Data supplied >>
★ ★ ★ ★

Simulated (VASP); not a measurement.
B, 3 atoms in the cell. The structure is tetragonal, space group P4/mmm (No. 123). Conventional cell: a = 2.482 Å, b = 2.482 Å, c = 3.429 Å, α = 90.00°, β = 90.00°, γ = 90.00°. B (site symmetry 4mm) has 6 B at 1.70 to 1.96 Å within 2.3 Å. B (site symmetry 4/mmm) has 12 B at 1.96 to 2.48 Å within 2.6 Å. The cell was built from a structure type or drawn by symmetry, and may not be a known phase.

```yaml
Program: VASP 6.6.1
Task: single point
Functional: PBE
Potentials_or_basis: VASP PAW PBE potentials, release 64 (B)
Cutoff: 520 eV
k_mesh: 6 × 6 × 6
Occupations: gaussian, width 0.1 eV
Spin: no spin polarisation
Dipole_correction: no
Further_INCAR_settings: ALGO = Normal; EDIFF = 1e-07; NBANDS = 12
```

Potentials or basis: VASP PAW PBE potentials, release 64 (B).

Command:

★ ★ ★ ★

Work item >>
For this task, write out exactly the lines of the entries above, starting at the line with "B, 3 atoms in" and ending at the line with "Potentials or basis: VASP", both included, and no others.

Written answer >>
B, 3 atoms in the cell. The structure is tetragonal, space group P4/mmm (No. 123). Conventional cell: a = 2.482 Å, b = 2.482 Å, c = 3.429 Å, α = 90.00°, β = 90.00°, γ = 90.00°. B (site symmetry 4mm) has 6 B at 1.70 to 1.96 Å within 2.3 Å. B (site symmetry 4/mmm) has 12 B at 1.96 to 2.48 Å within 2.6 Å. The cell was built from a structure type or drawn by symmetry, and may not be a known phase.

```yaml
Program: VASP 6.6.1
Task: single point
Functional: PBE
Potentials_or_basis: VASP PAW PBE potentials, release 64 (B)
Cutoff: 520 eV
k_mesh: 6 × 6 × 6
Occupations: gaussian, width 0.1 eV
Spin: no spin polarisation
Dipole_correction: no
Further_INCAR_settings: ALGO = Normal; EDIFF = 1e-07; NBANDS = 12
```

Potentials or basis: VASP PAW PBE potentials, release 64 (B).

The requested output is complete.